Work task:
Below are some records; return each one exactly as written.

Data to examine:
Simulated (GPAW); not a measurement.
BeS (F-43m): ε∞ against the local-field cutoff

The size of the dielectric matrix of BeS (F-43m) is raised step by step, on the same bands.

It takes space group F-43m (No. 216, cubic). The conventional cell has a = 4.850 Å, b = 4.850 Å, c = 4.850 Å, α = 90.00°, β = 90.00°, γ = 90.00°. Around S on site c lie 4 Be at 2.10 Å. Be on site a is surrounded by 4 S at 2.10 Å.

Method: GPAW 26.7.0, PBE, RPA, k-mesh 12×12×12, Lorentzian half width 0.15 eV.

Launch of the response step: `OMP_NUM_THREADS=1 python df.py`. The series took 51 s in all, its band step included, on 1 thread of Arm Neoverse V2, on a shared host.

Exercise solution:
Simulated (GPAW); not a measurement.
BeS (F-43m): ε∞ against the local-field cutoff

The size of the dielectric matrix of BeS (F-43m) is raised step by step, on the same bands.

It takes space group F-43m (No. 216, cubic). The conventional cell has a = 4.850 Å, b = 4.850 Å, c = 4.850 Å, α = 90.00°, β = 90.00°, γ = 90.00°. Around S on site c lie 4 Be at 2.10 Å. Be on site a is surrounded by 4 S at 2.10 Å.

Method: GPAW 26.7.0, PBE, RPA, k-mesh 12×12×12, Lorentzian half width 0.15 eV.

Launch of the response step: `OMP_NUM_THREADS=1 python df.py`. The series took 51 s in all, its band step included, on 1 thread of Arm Neoverse V2, on a shared host.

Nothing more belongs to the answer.